==== Supplied entries
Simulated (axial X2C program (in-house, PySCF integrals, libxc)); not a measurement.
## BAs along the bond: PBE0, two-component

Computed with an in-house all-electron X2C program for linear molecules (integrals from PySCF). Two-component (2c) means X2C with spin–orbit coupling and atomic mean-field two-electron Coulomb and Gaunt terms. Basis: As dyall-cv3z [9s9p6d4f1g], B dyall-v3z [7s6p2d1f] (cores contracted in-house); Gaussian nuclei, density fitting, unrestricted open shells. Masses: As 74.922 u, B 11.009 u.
========

The whole listing above is to be restated word for word.

Simulated (axial X2C program (in-house, PySCF integrals, libxc)); not a measurement.
## BAs along the bond: PBE0, two-component

Computed with an in-house all-electron X2C program for linear molecules (integrals from PySCF). Two-component (2c) means X2C with spin–orbit coupling and atomic mean-field two-electron Coulomb and Gaunt terms. Basis: As dyall-cv3z [9s9p6d4f1g], B dyall-v3z [7s6p2d1f] (cores contracted in-house); Gaussian nuclei, density fitting, unrestricted open shells. Masses: As 74.922 u, B 11.009 u.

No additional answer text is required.